[Dataset excerpts]
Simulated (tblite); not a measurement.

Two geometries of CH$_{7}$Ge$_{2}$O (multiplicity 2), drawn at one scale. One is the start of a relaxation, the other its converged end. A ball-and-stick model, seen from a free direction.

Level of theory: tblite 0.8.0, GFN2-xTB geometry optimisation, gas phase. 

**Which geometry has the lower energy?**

[Exercise] Reproduce each line of the data without any change.

[Answer section]
Simulated (tblite); not a measurement.

Two geometries of CH$_{7}$Ge$_{2}$O (multiplicity 2), drawn at one scale. One is the start of a relaxation, the other its converged end. A ball-and-stick model, seen from a free direction.

Level of theory: tblite 0.8.0, GFN2-xTB geometry optimisation, gas phase. 

**Which geometry has the lower energy?**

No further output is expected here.